REQUIREMENT:
Exactly the lines from the opening of the records through the line containing "Bonds (- single, = double, #" should be copied, with both included.

ENTRIES SHOWN:
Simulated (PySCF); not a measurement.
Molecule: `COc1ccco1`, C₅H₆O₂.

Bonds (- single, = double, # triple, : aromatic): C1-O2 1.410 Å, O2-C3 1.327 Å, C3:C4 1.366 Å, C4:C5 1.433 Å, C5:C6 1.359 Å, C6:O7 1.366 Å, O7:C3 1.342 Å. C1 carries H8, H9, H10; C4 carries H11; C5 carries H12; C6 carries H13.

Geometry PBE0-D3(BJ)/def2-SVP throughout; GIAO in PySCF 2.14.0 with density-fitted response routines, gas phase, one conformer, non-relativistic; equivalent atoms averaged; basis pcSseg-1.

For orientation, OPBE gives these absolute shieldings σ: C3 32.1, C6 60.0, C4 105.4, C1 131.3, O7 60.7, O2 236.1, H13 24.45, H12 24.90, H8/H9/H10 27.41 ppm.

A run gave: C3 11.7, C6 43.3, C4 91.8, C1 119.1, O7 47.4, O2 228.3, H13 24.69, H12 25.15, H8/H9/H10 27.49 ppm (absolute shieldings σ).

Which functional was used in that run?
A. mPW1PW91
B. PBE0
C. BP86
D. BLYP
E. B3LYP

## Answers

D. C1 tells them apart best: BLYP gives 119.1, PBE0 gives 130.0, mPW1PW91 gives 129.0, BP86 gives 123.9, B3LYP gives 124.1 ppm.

EXERCISE OUTPUT:
Simulated (PySCF); not a measurement.
Molecule: `COc1ccco1`, C₅H₆O₂.

Bonds (- single, = double, # triple, : aromatic): C1-O2 1.410 Å, O2-C3 1.327 Å, C3:C4 1.366 Å, C4:C5 1.433 Å, C5:C6 1.359 Å, C6:O7 1.366 Å, O7:C3 1.342 Å. C1 carries H8, H9, H10; C4 carries H11; C5 carries H12; C6 carries H13.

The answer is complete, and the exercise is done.